**Record extracts**
BEGIN

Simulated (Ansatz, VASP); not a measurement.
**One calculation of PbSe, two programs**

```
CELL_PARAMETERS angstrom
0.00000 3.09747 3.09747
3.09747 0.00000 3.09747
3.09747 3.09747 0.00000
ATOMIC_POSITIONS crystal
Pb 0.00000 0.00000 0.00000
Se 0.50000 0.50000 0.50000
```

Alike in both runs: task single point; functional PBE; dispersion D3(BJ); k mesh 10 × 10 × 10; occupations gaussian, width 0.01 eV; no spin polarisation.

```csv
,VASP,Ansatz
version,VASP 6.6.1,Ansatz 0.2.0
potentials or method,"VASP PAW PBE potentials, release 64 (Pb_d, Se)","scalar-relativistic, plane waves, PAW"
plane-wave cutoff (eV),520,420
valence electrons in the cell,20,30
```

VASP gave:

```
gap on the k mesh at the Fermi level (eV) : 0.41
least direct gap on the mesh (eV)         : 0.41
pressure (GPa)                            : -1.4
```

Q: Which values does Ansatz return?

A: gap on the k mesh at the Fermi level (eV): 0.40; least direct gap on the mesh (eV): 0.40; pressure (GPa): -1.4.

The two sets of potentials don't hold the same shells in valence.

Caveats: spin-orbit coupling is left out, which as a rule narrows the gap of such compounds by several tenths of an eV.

END

**Exercise**
Considering only the material above, set down every line from the one with "Alike in both" to the one with "The two sets", inclusive, exactly as written.

**Task response**
Alike in both runs: task single point; functional PBE; dispersion D3(BJ); k mesh 10 × 10 × 10; occupations gaussian, width 0.01 eV; no spin polarisation.

```csv
,VASP,Ansatz
version,VASP 6.6.1,Ansatz 0.2.0
potentials or method,"VASP PAW PBE potentials, release 64 (Pb_d, Se)","scalar-relativistic, plane waves, PAW"
plane-wave cutoff (eV),520,420
valence electrons in the cell,20,30
```

VASP gave:

```
gap on the k mesh at the Fermi level (eV) : 0.41
least direct gap on the mesh (eV)         : 0.41
pressure (GPa)                            : -1.4
```

Q: Which values does Ansatz return?

A: gap on the k mesh at the Fermi level (eV): 0.40; least direct gap on the mesh (eV): 0.40; pressure (GPa): -1.4.

The two sets of potentials don't hold the same shells in valence.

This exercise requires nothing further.